_ASSIGNMENT_
Reproduce all records exactly.

_ENTRIES SUPPLIED_
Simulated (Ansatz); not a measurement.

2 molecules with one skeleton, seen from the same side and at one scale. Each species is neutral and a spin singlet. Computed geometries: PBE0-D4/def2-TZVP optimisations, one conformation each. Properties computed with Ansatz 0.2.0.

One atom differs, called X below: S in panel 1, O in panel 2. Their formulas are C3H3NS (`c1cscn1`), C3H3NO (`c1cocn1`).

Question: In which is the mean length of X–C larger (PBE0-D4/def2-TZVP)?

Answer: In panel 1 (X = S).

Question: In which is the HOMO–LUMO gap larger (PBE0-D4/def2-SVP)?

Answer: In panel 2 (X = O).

_TASK SOLUTION_
Simulated (Ansatz); not a measurement.

2 molecules with one skeleton, seen from the same side and at one scale. Each species is neutral and a spin singlet. Computed geometries: PBE0-D4/def2-TZVP optimisations, one conformation each. Properties computed with Ansatz 0.2.0.

One atom differs, called X below: S in panel 1, O in panel 2. Their formulas are C3H3NS (`c1cscn1`), C3H3NO (`c1cocn1`).

Question: In which is the mean length of X–C larger (PBE0-D4/def2-TZVP)?

Answer: In panel 1 (X = S).

Question: In which is the HOMO–LUMO gap larger (PBE0-D4/def2-SVP)?

Answer: In panel 2 (X = O).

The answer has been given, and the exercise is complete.